• [Activity]:
The line containing "Which arrow points" marks the end: write out exactly every line from the first line of the data below through that line, and only those.

________________
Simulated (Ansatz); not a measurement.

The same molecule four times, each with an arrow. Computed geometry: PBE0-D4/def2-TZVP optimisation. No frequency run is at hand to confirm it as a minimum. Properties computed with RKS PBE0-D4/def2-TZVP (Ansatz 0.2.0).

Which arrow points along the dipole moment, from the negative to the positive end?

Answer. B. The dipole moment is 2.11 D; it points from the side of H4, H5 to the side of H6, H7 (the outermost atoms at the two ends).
________________

• [Response box]:
Simulated (Ansatz); not a measurement.

The same molecule four times, each with an arrow. Computed geometry: PBE0-D4/def2-TZVP optimisation. No frequency run is at hand to confirm it as a minimum. Properties computed with RKS PBE0-D4/def2-TZVP (Ansatz 0.2.0).

Which arrow points along the dipole moment, from the negative to the positive end?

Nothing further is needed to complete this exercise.